-- Opening Marker --

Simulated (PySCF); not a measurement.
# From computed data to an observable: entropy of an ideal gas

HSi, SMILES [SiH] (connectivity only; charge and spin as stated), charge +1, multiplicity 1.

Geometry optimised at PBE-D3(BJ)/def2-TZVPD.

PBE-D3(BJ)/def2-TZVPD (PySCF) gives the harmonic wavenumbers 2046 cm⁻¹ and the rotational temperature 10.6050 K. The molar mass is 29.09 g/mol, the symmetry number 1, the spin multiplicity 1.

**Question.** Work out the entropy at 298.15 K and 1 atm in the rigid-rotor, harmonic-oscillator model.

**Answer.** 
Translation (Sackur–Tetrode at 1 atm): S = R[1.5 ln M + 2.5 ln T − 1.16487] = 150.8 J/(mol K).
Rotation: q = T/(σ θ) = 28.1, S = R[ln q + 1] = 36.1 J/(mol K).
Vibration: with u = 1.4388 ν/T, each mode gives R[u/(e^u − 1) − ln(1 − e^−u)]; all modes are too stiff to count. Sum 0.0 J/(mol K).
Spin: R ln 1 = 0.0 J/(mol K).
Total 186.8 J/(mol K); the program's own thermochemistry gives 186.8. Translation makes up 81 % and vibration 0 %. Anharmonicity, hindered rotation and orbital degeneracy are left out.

-- Closing Marker --

Requirement: Of the entries above, transcribe exactly those lines that fall between the line containing "Rotation: q = T/(σ" and the line containing "Spin: R ln 1 = 0.0 J/(mol K).", together with those two lines.

Expected answer:
Rotation: q = T/(σ θ) = 28.1, S = R[ln q + 1] = 36.1 J/(mol K).
Vibration: with u = 1.4388 ν/T, each mode gives R[u/(e^u − 1) − ln(1 − e^−u)]; all modes are too stiff to count. Sum 0.0 J/(mol K).
Spin: R ln 1 = 0.0 J/(mol K).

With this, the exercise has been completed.